┏━━
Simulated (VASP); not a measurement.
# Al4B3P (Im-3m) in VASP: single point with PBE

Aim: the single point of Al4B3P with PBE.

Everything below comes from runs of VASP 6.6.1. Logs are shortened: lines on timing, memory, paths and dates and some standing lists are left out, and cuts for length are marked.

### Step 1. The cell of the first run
┗━━

Action item ::
The whole of the material above needs to be copied exactly.

Answer area ::
Simulated (VASP); not a measurement.
# Al4B3P (Im-3m) in VASP: single point with PBE

Aim: the single point of Al4B3P with PBE.

Everything below comes from runs of VASP 6.6.1. Logs are shortened: lines on timing, memory, paths and dates and some standing lists are left out, and cuts for length are marked.

### Step 1. The cell of the first run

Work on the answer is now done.